(WORK INSTRUCTION)
Write the listing below out again exactly, though only as far as the line with "(2) 3.2 GPa.", which is included.

(RECORDS PROVIDED)
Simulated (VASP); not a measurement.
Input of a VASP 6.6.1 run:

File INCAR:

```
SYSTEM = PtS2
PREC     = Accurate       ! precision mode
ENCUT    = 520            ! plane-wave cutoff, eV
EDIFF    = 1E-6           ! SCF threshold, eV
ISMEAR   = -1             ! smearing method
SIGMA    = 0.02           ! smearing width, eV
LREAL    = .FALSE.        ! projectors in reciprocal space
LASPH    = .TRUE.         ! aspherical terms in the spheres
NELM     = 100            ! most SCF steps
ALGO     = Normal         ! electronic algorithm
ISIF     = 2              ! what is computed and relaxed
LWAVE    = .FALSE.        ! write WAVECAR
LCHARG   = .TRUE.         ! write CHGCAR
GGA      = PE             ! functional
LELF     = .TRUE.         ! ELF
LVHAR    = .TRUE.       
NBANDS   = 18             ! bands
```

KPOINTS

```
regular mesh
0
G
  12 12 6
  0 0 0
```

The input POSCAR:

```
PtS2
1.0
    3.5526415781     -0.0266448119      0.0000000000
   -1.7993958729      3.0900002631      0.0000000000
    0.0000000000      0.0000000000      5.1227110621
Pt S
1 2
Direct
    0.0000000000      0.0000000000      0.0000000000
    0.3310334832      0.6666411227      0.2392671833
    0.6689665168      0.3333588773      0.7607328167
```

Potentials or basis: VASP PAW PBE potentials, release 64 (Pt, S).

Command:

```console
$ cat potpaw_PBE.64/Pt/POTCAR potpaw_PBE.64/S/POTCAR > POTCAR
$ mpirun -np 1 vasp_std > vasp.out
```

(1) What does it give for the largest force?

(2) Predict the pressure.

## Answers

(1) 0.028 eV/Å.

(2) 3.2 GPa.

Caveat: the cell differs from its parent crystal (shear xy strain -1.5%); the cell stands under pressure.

(YOUR SOLUTION)
Simulated (VASP); not a measurement.
Input of a VASP 6.6.1 run:

File INCAR:

```
SYSTEM = PtS2
PREC     = Accurate       ! precision mode
ENCUT    = 520            ! plane-wave cutoff, eV
EDIFF    = 1E-6           ! SCF threshold, eV
ISMEAR   = -1             ! smearing method
SIGMA    = 0.02           ! smearing width, eV
LREAL    = .FALSE.        ! projectors in reciprocal space
LASPH    = .TRUE.         ! aspherical terms in the spheres
NELM     = 100            ! most SCF steps
ALGO     = Normal         ! electronic algorithm
ISIF     = 2              ! what is computed and relaxed
LWAVE    = .FALSE.        ! write WAVECAR
LCHARG   = .TRUE.         ! write CHGCAR
GGA      = PE             ! functional
LELF     = .TRUE.         ! ELF
LVHAR    = .TRUE.       
NBANDS   = 18             ! bands
```

KPOINTS

```
regular mesh
0
G
  12 12 6
  0 0 0
```

The input POSCAR:

```
PtS2
1.0
    3.5526415781     -0.0266448119      0.0000000000
   -1.7993958729      3.0900002631      0.0000000000
    0.0000000000      0.0000000000      5.1227110621
Pt S
1 2
Direct
    0.0000000000      0.0000000000      0.0000000000
    0.3310334832      0.6666411227      0.2392671833
    0.6689665168      0.3333588773      0.7607328167
```

Potentials or basis: VASP PAW PBE potentials, release 64 (Pt, S).

Command:

```console
$ cat potpaw_PBE.64/Pt/POTCAR potpaw_PBE.64/S/POTCAR > POTCAR
$ mpirun -np 1 vasp_std > vasp.out
```

(1) What does it give for the largest force?

(2) Predict the pressure.

## Answers

(1) 0.028 eV/Å.

(2) 3.2 GPa.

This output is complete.